§ REQUIRED ACTION:
The line containing "- Program: VASP 6.6.1" marks the end: restate word for word every line from the first line of the entries below through that one.

§ THE DATA:
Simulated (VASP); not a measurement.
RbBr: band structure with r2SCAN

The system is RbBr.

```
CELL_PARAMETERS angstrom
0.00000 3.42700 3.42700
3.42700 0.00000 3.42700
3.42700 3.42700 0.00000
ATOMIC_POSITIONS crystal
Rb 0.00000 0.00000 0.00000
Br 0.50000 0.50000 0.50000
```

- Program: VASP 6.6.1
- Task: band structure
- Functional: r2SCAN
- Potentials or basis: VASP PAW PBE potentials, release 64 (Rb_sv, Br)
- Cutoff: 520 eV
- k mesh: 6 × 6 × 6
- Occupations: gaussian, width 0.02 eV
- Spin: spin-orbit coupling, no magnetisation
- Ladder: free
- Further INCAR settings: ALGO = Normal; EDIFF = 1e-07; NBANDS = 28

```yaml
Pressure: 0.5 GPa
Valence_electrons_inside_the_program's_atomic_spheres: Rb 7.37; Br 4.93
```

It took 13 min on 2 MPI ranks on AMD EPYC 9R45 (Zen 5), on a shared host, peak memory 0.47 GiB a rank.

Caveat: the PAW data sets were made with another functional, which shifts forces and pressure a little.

§ PROBLEM SOLUTION:
Simulated (VASP); not a measurement.
RbBr: band structure with r2SCAN

The system is RbBr.

```
CELL_PARAMETERS angstrom
0.00000 3.42700 3.42700
3.42700 0.00000 3.42700
3.42700 3.42700 0.00000
ATOMIC_POSITIONS crystal
Rb 0.00000 0.00000 0.00000
Br 0.50000 0.50000 0.50000
```

- Program: VASP 6.6.1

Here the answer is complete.